[[ Data excerpts, beginning ]]
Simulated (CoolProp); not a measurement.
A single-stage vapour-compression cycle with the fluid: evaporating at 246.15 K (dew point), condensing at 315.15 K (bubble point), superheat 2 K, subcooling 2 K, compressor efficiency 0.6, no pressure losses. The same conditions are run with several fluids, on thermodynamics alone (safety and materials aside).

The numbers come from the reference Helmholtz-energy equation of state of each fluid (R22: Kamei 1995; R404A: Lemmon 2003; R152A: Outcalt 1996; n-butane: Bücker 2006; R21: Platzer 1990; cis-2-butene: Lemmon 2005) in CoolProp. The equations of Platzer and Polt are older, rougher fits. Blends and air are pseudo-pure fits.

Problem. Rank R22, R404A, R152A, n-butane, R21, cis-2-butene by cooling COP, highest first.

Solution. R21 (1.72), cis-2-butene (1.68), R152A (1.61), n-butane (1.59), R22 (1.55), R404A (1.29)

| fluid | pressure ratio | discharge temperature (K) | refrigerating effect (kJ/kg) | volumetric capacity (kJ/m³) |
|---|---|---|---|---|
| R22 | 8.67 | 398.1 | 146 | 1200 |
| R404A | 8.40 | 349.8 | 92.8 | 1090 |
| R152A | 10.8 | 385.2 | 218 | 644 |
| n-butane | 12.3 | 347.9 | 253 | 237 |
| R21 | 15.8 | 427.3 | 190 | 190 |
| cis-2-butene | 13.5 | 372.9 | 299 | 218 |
[[ Data excerpts, end ]]

_Work item:_
Make an exact copy of the material above.

_Exercise output:_
Simulated (CoolProp); not a measurement.
A single-stage vapour-compression cycle with the fluid: evaporating at 246.15 K (dew point), condensing at 315.15 K (bubble point), superheat 2 K, subcooling 2 K, compressor efficiency 0.6, no pressure losses. The same conditions are run with several fluids, on thermodynamics alone (safety and materials aside).

The numbers come from the reference Helmholtz-energy equation of state of each fluid (R22: Kamei 1995; R404A: Lemmon 2003; R152A: Outcalt 1996; n-butane: Bücker 2006; R21: Platzer 1990; cis-2-butene: Lemmon 2005) in CoolProp. The equations of Platzer and Polt are older, rougher fits. Blends and air are pseudo-pure fits.

Problem. Rank R22, R404A, R152A, n-butane, R21, cis-2-butene by cooling COP, highest first.

Solution. R21 (1.72), cis-2-butene (1.68), R152A (1.61), n-butane (1.59), R22 (1.55), R404A (1.29)

| fluid | pressure ratio | discharge temperature (K) | refrigerating effect (kJ/kg) | volumetric capacity (kJ/m³) |
|---|---|---|---|---|
| R22 | 8.67 | 398.1 | 146 | 1200 |
| R404A | 8.40 | 349.8 | 92.8 | 1090 |
| R152A | 10.8 | 385.2 | 218 | 644 |
| n-butane | 12.3 | 347.9 | 253 | 237 |
| R21 | 15.8 | 427.3 | 190 | 190 |
| cis-2-butene | 13.5 | 372.9 | 299 | 218 |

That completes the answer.